=== Begin Enclosure ===

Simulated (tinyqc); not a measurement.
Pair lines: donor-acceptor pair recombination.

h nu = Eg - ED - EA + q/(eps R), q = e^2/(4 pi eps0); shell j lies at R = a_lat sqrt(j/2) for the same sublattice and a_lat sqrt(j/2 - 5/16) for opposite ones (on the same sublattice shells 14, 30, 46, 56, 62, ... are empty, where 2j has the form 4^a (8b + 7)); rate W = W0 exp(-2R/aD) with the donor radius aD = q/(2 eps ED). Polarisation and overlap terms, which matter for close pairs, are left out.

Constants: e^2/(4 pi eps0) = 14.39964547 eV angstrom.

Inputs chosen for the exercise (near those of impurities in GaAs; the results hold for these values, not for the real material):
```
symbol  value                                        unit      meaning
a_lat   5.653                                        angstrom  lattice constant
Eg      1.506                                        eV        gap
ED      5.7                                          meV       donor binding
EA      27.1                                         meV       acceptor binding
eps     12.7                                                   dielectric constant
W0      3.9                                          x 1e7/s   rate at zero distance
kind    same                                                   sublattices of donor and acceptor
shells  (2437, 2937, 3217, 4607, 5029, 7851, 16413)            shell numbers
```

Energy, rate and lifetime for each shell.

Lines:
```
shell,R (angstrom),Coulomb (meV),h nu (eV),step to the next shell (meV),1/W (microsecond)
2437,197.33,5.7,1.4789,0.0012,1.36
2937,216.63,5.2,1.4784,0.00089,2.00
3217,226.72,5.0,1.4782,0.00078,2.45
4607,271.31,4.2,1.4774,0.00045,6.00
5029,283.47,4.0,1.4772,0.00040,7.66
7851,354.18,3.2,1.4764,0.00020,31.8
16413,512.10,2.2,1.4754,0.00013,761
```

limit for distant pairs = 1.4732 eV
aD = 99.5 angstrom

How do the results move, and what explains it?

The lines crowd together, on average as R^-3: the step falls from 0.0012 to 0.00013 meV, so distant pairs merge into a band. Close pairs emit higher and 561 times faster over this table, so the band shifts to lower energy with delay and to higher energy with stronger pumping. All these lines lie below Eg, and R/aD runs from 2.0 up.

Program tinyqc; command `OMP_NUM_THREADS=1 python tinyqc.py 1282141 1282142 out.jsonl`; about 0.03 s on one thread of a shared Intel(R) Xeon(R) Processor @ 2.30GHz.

=== End Enclosure ===

◆ Assigned task: Using the data above, repeat exactly the lines that begin at the line with "Energy, rate and lifetime for each shell." and end at the line with "The lines crowd", both ends included.

◆ Task answer:
Energy, rate and lifetime for each shell.

Lines:
```
shell,R (angstrom),Coulomb (meV),h nu (eV),step to the next shell (meV),1/W (microsecond)
2437,197.33,5.7,1.4789,0.0012,1.36
2937,216.63,5.2,1.4784,0.00089,2.00
3217,226.72,5.0,1.4782,0.00078,2.45
4607,271.31,4.2,1.4774,0.00045,6.00
5029,283.47,4.0,1.4772,0.00040,7.66
7851,354.18,3.2,1.4764,0.00020,31.8
16413,512.10,2.2,1.4754,0.00013,761
```

limit for distant pairs = 1.4732 eV
aD = 99.5 angstrom

How do the results move, and what explains it?

The lines crowd together, on average as R^-3: the step falls from 0.0012 to 0.00013 meV, so distant pairs merge into a band. Close pairs emit higher and 561 times faster over this table, so the band shifts to lower energy with delay and to higher energy with stronger pumping. All these lines lie below Eg, and R/aD runs from 2.0 up.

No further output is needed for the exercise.